§ **Dataset**:
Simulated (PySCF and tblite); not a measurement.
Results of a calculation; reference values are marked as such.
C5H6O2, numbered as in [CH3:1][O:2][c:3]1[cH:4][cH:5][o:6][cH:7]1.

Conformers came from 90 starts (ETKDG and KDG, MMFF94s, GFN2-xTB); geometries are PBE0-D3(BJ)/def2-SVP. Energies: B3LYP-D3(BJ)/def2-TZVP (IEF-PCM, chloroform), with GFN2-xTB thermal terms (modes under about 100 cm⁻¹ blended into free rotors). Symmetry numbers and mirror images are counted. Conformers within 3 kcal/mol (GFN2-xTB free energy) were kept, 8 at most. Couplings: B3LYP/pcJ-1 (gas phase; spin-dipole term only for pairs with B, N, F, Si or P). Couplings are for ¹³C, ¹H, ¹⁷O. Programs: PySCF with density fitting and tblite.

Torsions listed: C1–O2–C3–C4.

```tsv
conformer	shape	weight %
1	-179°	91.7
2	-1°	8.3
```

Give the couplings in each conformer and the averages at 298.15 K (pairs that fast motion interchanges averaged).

§ **Work instruction**: Restate exactly the records above from their first line through the line that holds "C5H6O2, numbered as", please, including both and leaving out all others.

§ **Task response**:
Simulated (PySCF and tblite); not a measurement.
Results of a calculation; reference values are marked as such.
C5H6O2, numbered as in [CH3:1][O:2][c:3]1[cH:4][cH:5][o:6][cH:7]1.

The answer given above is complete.